+ + + +
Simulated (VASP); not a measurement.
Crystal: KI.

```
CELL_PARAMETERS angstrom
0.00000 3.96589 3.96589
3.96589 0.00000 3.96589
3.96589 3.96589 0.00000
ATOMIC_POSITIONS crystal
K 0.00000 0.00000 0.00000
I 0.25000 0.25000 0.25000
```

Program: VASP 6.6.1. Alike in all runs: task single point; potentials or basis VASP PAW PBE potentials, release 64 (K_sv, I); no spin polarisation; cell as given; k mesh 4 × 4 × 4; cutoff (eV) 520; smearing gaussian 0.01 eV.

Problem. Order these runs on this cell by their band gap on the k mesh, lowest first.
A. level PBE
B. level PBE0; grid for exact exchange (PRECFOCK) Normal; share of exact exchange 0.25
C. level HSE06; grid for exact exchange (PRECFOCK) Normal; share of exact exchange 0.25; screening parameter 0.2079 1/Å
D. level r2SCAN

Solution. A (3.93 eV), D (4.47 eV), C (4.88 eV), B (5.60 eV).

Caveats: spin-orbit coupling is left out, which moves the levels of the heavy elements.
+ + + +

# WORK REQUEST
All of the data above should be output exactly.

# REPLY
Simulated (VASP); not a measurement.
Crystal: KI.

```
CELL_PARAMETERS angstrom
0.00000 3.96589 3.96589
3.96589 0.00000 3.96589
3.96589 3.96589 0.00000
ATOMIC_POSITIONS crystal
K 0.00000 0.00000 0.00000
I 0.25000 0.25000 0.25000
```

Program: VASP 6.6.1. Alike in all runs: task single point; potentials or basis VASP PAW PBE potentials, release 64 (K_sv, I); no spin polarisation; cell as given; k mesh 4 × 4 × 4; cutoff (eV) 520; smearing gaussian 0.01 eV.

Problem. Order these runs on this cell by their band gap on the k mesh, lowest first.
A. level PBE
B. level PBE0; grid for exact exchange (PRECFOCK) Normal; share of exact exchange 0.25
C. level HSE06; grid for exact exchange (PRECFOCK) Normal; share of exact exchange 0.25; screening parameter 0.2079 1/Å
D. level r2SCAN

Solution. A (3.93 eV), D (4.47 eV), C (4.88 eV), B (5.60 eV).

Caveats: spin-orbit coupling is left out, which moves the levels of the heavy elements.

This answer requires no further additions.